Work request — All of these records need to be duplicated exactly.

Record excerpts —
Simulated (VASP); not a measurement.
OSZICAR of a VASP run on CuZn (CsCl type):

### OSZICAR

Solution —
Simulated (VASP); not a measurement.
OSZICAR of a VASP run on CuZn (CsCl type):

### OSZICAR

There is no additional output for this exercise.